What you need to produce is the complete listing, repeated exactly.

◇ ◇ ◇ ◇ ◇ ◇ ◇

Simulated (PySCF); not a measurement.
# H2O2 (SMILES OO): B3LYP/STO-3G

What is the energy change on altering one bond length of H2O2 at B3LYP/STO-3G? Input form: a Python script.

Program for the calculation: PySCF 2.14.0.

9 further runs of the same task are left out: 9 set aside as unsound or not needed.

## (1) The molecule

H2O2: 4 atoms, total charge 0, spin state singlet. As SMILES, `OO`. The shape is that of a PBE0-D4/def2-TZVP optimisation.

◇ ◇ ◇ ◇ ◇ ◇ ◇

» ANSWER BOX:
Simulated (PySCF); not a measurement.
# H2O2 (SMILES OO): B3LYP/STO-3G

What is the energy change on altering one bond length of H2O2 at B3LYP/STO-3G? Input form: a Python script.

Program for the calculation: PySCF 2.14.0.

9 further runs of the same task are left out: 9 set aside as unsound or not needed.

## (1) The molecule

H2O2: 4 atoms, total charge 0, spin state singlet. As SMILES, `OO`. The shape is that of a PBE0-D4/def2-TZVP optimisation.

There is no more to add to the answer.